▶ BRIEF:
Transcribe all the data, leaving each word as it is.

......

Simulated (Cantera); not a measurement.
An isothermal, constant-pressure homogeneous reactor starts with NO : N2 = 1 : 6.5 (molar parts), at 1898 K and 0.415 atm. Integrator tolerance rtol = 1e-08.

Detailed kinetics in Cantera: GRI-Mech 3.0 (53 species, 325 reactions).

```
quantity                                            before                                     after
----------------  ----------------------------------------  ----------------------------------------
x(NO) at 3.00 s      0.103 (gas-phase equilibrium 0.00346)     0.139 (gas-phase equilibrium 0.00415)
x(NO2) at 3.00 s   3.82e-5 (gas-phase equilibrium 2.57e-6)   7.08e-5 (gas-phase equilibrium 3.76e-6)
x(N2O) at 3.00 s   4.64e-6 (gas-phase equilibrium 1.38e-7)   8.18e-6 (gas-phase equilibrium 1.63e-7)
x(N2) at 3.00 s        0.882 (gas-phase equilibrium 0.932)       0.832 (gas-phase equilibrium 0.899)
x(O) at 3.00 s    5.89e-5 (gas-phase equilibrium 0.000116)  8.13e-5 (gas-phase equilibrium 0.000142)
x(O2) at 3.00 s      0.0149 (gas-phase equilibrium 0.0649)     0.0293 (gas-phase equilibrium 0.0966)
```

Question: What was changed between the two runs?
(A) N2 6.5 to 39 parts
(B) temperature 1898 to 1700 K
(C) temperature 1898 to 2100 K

......

▶ EXERCISE OUTPUT:
Simulated (Cantera); not a measurement.
An isothermal, constant-pressure homogeneous reactor starts with NO : N2 = 1 : 6.5 (molar parts), at 1898 K and 0.415 atm. Integrator tolerance rtol = 1e-08.

Detailed kinetics in Cantera: GRI-Mech 3.0 (53 species, 325 reactions).

```
quantity                                            before                                     after
----------------  ----------------------------------------  ----------------------------------------
x(NO) at 3.00 s      0.103 (gas-phase equilibrium 0.00346)     0.139 (gas-phase equilibrium 0.00415)
x(NO2) at 3.00 s   3.82e-5 (gas-phase equilibrium 2.57e-6)   7.08e-5 (gas-phase equilibrium 3.76e-6)
x(N2O) at 3.00 s   4.64e-6 (gas-phase equilibrium 1.38e-7)   8.18e-6 (gas-phase equilibrium 1.63e-7)
x(N2) at 3.00 s        0.882 (gas-phase equilibrium 0.932)       0.832 (gas-phase equilibrium 0.899)
x(O) at 3.00 s    5.89e-5 (gas-phase equilibrium 0.000116)  8.13e-5 (gas-phase equilibrium 0.000142)
x(O2) at 3.00 s      0.0149 (gas-phase equilibrium 0.0649)     0.0293 (gas-phase equilibrium 0.0966)
```

Question: What was changed between the two runs?
(A) N2 6.5 to 39 parts
(B) temperature 1898 to 1700 K
(C) temperature 1898 to 2100 K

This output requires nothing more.